(SUPPLIED ENTRIES Opens)

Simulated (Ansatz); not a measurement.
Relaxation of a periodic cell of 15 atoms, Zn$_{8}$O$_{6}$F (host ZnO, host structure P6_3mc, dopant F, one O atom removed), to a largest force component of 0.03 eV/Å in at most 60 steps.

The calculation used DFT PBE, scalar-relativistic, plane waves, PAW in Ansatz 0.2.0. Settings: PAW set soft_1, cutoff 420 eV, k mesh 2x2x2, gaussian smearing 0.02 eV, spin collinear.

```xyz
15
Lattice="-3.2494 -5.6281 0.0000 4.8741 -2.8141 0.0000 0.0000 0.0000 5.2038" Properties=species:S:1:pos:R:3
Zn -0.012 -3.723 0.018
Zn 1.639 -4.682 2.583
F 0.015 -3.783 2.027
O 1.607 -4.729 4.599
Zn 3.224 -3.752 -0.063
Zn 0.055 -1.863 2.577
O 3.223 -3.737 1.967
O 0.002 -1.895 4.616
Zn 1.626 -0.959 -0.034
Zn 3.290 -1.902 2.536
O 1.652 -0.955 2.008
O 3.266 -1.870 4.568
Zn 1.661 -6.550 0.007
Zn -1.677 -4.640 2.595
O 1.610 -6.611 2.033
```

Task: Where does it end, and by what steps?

(SUPPLIED ENTRIES Closes)

### TASK ITEM:
Retype the material in full, character for character.

### WRITTEN SOLUTION:
Simulated (Ansatz); not a measurement.
Relaxation of a periodic cell of 15 atoms, Zn$_{8}$O$_{6}$F (host ZnO, host structure P6_3mc, dopant F, one O atom removed), to a largest force component of 0.03 eV/Å in at most 60 steps.

The calculation used DFT PBE, scalar-relativistic, plane waves, PAW in Ansatz 0.2.0. Settings: PAW set soft_1, cutoff 420 eV, k mesh 2x2x2, gaussian smearing 0.02 eV, spin collinear.

```xyz
15
Lattice="-3.2494 -5.6281 0.0000 4.8741 -2.8141 0.0000 0.0000 0.0000 5.2038" Properties=species:S:1:pos:R:3
Zn -0.012 -3.723 0.018
Zn 1.639 -4.682 2.583
F 0.015 -3.783 2.027
O 1.607 -4.729 4.599
Zn 3.224 -3.752 -0.063
Zn 0.055 -1.863 2.577
O 3.223 -3.737 1.967
O 0.002 -1.895 4.616
Zn 1.626 -0.959 -0.034
Zn 3.290 -1.902 2.536
O 1.652 -0.955 2.008
O 3.266 -1.870 4.568
Zn 1.661 -6.550 0.007
Zn -1.677 -4.640 2.595
O 1.610 -6.611 2.033
```

Task: Where does it end, and by what steps?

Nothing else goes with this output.